§ WORK REQUEST: The expected answer is the set of lines in the data below between the line holding "The run is started by" and the line holding "Pressure | -2.1 GPa |", inclusive, written out exactly.

§ STORED DATA:
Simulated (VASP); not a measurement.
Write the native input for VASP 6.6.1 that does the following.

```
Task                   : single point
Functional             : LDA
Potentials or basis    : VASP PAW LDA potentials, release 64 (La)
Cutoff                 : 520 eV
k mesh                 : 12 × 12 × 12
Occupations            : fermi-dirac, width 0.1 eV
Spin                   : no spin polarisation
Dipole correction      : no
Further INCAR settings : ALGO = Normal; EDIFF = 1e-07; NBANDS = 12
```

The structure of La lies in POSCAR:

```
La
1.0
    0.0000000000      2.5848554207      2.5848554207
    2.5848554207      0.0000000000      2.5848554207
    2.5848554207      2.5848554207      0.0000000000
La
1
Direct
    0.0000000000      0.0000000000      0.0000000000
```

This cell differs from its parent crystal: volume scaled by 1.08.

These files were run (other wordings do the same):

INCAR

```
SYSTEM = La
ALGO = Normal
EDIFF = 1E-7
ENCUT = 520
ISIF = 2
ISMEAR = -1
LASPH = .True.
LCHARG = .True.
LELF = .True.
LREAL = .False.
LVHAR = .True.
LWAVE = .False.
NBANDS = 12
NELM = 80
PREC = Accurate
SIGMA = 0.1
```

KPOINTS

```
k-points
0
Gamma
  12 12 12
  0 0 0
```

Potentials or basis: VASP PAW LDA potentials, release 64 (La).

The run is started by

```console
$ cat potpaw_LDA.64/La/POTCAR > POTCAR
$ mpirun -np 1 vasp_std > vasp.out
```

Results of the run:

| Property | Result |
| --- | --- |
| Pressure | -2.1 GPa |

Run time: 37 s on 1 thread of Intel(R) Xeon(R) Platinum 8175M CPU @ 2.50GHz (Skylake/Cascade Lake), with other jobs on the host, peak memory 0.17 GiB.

§ RESULT:
The run is started by

```console
$ cat potpaw_LDA.64/La/POTCAR > POTCAR
$ mpirun -np 1 vasp_std > vasp.out
```

Results of the run:

| Property | Result |
| --- | --- |
| Pressure | -2.1 GPa |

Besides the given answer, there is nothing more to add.